* [Exercise]: Restate the material verbatim, every line included.

+ + + +

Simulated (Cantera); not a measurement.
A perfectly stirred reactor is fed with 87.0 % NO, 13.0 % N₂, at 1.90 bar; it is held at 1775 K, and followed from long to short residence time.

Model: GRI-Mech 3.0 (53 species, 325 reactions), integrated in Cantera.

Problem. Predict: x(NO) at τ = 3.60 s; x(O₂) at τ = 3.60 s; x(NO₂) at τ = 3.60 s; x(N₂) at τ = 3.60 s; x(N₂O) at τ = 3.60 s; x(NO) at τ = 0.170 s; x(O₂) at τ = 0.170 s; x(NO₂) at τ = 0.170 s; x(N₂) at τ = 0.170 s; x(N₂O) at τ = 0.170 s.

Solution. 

+ + + +

* [Answer section]:
Simulated (Cantera); not a measurement.
A perfectly stirred reactor is fed with 87.0 % NO, 13.0 % N₂, at 1.90 bar; it is held at 1775 K, and followed from long to short residence time.

Model: GRI-Mech 3.0 (53 species, 325 reactions), integrated in Cantera.

Problem. Predict: x(NO) at τ = 3.60 s; x(O₂) at τ = 3.60 s; x(NO₂) at τ = 3.60 s; x(N₂) at τ = 3.60 s; x(N₂O) at τ = 3.60 s; x(NO) at τ = 0.170 s; x(O₂) at τ = 0.170 s; x(NO₂) at τ = 0.170 s; x(N₂) at τ = 0.170 s; x(N₂O) at τ = 0.170 s.

Solution. 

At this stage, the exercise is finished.